▶ EXTRACTED DATA:
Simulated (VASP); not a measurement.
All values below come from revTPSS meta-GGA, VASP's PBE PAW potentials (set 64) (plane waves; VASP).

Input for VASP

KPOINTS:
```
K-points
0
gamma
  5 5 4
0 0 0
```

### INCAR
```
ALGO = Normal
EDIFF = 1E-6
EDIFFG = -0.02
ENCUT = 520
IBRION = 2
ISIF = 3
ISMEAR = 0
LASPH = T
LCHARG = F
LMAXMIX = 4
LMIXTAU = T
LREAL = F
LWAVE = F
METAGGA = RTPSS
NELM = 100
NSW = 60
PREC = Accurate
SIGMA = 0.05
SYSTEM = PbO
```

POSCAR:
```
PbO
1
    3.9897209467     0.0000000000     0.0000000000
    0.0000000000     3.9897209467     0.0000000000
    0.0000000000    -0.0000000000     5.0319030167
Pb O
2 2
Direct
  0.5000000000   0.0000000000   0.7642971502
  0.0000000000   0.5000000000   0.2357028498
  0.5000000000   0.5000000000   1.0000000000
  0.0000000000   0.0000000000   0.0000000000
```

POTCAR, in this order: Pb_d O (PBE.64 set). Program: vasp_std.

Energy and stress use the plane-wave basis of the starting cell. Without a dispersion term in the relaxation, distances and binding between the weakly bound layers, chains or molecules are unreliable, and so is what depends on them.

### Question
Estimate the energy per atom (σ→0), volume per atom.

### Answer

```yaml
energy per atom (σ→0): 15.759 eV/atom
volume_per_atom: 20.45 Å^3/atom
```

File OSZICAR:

▶ REQUIRED ACTION: Emit the records above again, exactly, with no line skipped.

▶ TASK OUTPUT:
Simulated (VASP); not a measurement.
All values below come from revTPSS meta-GGA, VASP's PBE PAW potentials (set 64) (plane waves; VASP).

Input for VASP

KPOINTS:
```
K-points
0
gamma
  5 5 4
0 0 0
```

### INCAR
```
ALGO = Normal
EDIFF = 1E-6
EDIFFG = -0.02
ENCUT = 520
IBRION = 2
ISIF = 3
ISMEAR = 0
LASPH = T
LCHARG = F
LMAXMIX = 4
LMIXTAU = T
LREAL = F
LWAVE = F
METAGGA = RTPSS
NELM = 100
NSW = 60
PREC = Accurate
SIGMA = 0.05
SYSTEM = PbO
```

POSCAR:
```
PbO
1
    3.9897209467     0.0000000000     0.0000000000
    0.0000000000     3.9897209467     0.0000000000
    0.0000000000    -0.0000000000     5.0319030167
Pb O
2 2
Direct
  0.5000000000   0.0000000000   0.7642971502
  0.0000000000   0.5000000000   0.2357028498
  0.5000000000   0.5000000000   1.0000000000
  0.0000000000   0.0000000000   0.0000000000
```

POTCAR, in this order: Pb_d O (PBE.64 set). Program: vasp_std.

Energy and stress use the plane-wave basis of the starting cell. Without a dispersion term in the relaxation, distances and binding between the weakly bound layers, chains or molecules are unreliable, and so is what depends on them.

### Question
Estimate the energy per atom (σ→0), volume per atom.

### Answer

```yaml
energy per atom (σ→0): 15.759 eV/atom
volume_per_atom: 20.45 Å^3/atom
```

File OSZICAR:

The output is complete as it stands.